§ RECORDS SHOWN
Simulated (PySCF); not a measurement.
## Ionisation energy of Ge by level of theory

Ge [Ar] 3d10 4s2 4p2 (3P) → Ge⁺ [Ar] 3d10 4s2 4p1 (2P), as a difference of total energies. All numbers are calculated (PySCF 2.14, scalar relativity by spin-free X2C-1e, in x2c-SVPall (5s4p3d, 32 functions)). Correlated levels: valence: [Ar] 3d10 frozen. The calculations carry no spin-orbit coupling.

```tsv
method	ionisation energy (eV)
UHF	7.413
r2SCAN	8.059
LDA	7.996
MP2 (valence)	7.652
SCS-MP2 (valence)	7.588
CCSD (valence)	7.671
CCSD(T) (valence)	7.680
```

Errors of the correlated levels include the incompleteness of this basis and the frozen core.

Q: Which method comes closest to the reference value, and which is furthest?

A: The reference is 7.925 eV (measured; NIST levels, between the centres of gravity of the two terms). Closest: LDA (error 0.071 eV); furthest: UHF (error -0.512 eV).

§ WORK INSTRUCTION
Retype each entry exactly, missing none.

§ EXERCISE RESULT
Simulated (PySCF); not a measurement.
## Ionisation energy of Ge by level of theory

Ge [Ar] 3d10 4s2 4p2 (3P) → Ge⁺ [Ar] 3d10 4s2 4p1 (2P), as a difference of total energies. All numbers are calculated (PySCF 2.14, scalar relativity by spin-free X2C-1e, in x2c-SVPall (5s4p3d, 32 functions)). Correlated levels: valence: [Ar] 3d10 frozen. The calculations carry no spin-orbit coupling.

```tsv
method	ionisation energy (eV)
UHF	7.413
r2SCAN	8.059
LDA	7.996
MP2 (valence)	7.652
SCS-MP2 (valence)	7.588
CCSD (valence)	7.671
CCSD(T) (valence)	7.680
```

Errors of the correlated levels include the incompleteness of this basis and the frozen core.

Q: Which method comes closest to the reference value, and which is furthest?

A: The reference is 7.925 eV (measured; NIST levels, between the centres of gravity of the two terms). Closest: LDA (error 0.071 eV); furthest: UHF (error -0.512 eV).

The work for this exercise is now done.